[Work order]:
Write out only the opening lines of the entries, through the line with "Over 5 steps".

[Excerpted records]:
◇ ◇ ◇ ◇ ◇ ◇ ◇
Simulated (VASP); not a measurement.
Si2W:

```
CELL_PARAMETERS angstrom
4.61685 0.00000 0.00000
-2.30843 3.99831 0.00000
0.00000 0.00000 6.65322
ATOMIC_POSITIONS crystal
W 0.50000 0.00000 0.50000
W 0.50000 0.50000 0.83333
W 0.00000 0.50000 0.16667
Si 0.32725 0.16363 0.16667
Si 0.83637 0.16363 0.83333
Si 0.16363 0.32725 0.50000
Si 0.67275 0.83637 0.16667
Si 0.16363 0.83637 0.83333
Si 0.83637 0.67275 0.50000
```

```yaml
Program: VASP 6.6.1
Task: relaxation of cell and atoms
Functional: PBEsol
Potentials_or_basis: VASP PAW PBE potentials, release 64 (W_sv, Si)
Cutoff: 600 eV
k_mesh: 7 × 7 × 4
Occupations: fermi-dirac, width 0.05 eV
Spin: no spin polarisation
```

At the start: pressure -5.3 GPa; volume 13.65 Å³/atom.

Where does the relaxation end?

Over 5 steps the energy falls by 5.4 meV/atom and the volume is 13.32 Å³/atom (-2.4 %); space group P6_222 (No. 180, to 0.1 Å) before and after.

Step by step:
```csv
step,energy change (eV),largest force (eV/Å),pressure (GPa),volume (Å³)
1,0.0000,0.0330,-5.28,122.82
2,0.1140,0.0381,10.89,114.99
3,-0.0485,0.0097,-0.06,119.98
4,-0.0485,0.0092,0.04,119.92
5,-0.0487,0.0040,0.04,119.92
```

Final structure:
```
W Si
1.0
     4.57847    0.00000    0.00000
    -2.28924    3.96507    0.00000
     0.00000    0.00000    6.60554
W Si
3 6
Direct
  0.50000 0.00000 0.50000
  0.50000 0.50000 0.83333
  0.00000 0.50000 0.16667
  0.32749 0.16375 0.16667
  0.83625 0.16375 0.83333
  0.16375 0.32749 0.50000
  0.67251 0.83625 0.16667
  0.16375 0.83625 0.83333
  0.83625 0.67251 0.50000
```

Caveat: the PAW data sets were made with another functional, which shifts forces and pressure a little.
◇ ◇ ◇ ◇ ◇ ◇ ◇

[Worked solution]:
Simulated (VASP); not a measurement.
Si2W:

```
CELL_PARAMETERS angstrom
4.61685 0.00000 0.00000
-2.30843 3.99831 0.00000
0.00000 0.00000 6.65322
ATOMIC_POSITIONS crystal
W 0.50000 0.00000 0.50000
W 0.50000 0.50000 0.83333
W 0.00000 0.50000 0.16667
Si 0.32725 0.16363 0.16667
Si 0.83637 0.16363 0.83333
Si 0.16363 0.32725 0.50000
Si 0.67275 0.83637 0.16667
Si 0.16363 0.83637 0.83333
Si 0.83637 0.67275 0.50000
```

```yaml
Program: VASP 6.6.1
Task: relaxation of cell and atoms
Functional: PBEsol
Potentials_or_basis: VASP PAW PBE potentials, release 64 (W_sv, Si)
Cutoff: 600 eV
k_mesh: 7 × 7 × 4
Occupations: fermi-dirac, width 0.05 eV
Spin: no spin polarisation
```

At the start: pressure -5.3 GPa; volume 13.65 Å³/atom.

Where does the relaxation end?

Over 5 steps the energy falls by 5.4 meV/atom and the volume is 13.32 Å³/atom (-2.4 %); space group P6_222 (No. 180, to 0.1 Å) before and after.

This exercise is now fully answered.